■ Task item: A single stretch of the material below is to be transcribed exactly, starting at the line with "Hardware: 1 thread" and ending after the line with "Task: How long".

>>>
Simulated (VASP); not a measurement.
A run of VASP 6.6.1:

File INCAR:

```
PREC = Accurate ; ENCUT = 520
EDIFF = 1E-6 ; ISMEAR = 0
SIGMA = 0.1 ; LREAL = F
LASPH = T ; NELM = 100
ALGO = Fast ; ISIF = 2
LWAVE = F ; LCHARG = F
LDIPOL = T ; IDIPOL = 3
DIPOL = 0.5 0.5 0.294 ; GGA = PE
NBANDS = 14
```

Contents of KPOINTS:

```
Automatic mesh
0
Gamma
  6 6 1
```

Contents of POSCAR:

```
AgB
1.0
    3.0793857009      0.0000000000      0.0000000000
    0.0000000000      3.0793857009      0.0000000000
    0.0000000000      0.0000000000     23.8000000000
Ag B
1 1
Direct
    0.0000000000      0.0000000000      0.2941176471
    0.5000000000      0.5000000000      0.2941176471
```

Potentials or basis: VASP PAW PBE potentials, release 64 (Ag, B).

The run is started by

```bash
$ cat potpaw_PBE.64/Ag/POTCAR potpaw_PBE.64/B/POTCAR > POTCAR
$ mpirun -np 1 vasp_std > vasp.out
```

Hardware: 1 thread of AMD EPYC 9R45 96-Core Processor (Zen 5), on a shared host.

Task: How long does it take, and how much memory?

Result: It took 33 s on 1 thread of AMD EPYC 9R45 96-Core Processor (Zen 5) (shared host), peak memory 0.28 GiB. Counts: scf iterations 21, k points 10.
<<<

■ Problem solution:
Hardware: 1 thread of AMD EPYC 9R45 96-Core Processor (Zen 5), on a shared host.

Task: How long does it take, and how much memory?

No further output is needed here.